***** Data to examine *****

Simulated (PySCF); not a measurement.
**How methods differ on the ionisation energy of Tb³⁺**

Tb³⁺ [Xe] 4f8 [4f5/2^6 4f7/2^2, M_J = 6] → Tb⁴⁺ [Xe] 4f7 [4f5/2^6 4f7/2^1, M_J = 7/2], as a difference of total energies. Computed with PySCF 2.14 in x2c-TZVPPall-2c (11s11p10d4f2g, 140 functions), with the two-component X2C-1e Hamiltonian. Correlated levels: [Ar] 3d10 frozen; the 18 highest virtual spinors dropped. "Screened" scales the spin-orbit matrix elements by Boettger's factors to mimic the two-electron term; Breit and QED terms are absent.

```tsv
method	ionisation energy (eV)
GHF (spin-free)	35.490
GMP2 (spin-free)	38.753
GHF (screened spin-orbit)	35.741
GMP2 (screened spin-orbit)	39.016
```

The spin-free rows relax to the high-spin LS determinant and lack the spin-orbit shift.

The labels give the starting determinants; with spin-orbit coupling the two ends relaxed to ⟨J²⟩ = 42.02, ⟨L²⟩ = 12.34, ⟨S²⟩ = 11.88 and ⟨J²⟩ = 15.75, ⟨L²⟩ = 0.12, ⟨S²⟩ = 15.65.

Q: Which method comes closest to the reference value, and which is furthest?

*****

• **Exercise**:
Each line from the top of the data, up to and including the line that contains "The labels give", should be set down exactly.

• **Task response**:
Simulated (PySCF); not a measurement.
**How methods differ on the ionisation energy of Tb³⁺**

Tb³⁺ [Xe] 4f8 [4f5/2^6 4f7/2^2, M_J = 6] → Tb⁴⁺ [Xe] 4f7 [4f5/2^6 4f7/2^1, M_J = 7/2], as a difference of total energies. Computed with PySCF 2.14 in x2c-TZVPPall-2c (11s11p10d4f2g, 140 functions), with the two-component X2C-1e Hamiltonian. Correlated levels: [Ar] 3d10 frozen; the 18 highest virtual spinors dropped. "Screened" scales the spin-orbit matrix elements by Boettger's factors to mimic the two-electron term; Breit and QED terms are absent.

```tsv
method	ionisation energy (eV)
GHF (spin-free)	35.490
GMP2 (spin-free)	38.753
GHF (screened spin-orbit)	35.741
GMP2 (screened spin-orbit)	39.016
```

The spin-free rows relax to the high-spin LS determinant and lack the spin-orbit shift.

The labels give the starting determinants; with spin-orbit coupling the two ends relaxed to ⟨J²⟩ = 42.02, ⟨L²⟩ = 12.34, ⟨S²⟩ = 11.88 and ⟨J²⟩ = 15.75, ⟨L²⟩ = 0.12, ⟨S²⟩ = 15.65.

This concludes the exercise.